#### [Work instruction]
Treat the line containing "Question: Judge this run." as the last one, and return every line exactly from the first line of the material below up to it.

── Given information

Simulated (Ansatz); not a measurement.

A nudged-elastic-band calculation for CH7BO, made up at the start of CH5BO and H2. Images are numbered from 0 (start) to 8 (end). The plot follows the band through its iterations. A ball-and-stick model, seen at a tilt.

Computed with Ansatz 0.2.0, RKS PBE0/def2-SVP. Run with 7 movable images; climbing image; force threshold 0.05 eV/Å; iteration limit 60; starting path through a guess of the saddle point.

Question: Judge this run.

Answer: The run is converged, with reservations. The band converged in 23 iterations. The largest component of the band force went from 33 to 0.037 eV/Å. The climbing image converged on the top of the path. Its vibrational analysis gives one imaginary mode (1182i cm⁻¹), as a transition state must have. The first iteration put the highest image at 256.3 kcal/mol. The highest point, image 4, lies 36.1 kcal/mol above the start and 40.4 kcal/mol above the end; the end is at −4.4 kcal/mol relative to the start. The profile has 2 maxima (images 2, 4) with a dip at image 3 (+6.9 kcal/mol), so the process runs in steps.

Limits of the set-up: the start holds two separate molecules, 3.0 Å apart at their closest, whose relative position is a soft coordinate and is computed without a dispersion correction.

────

#### [Task answer]
Simulated (Ansatz); not a measurement.

A nudged-elastic-band calculation for CH7BO, made up at the start of CH5BO and H2. Images are numbered from 0 (start) to 8 (end). The plot follows the band through its iterations. A ball-and-stick model, seen at a tilt.

Computed with Ansatz 0.2.0, RKS PBE0/def2-SVP. Run with 7 movable images; climbing image; force threshold 0.05 eV/Å; iteration limit 60; starting path through a guess of the saddle point.

Question: Judge this run.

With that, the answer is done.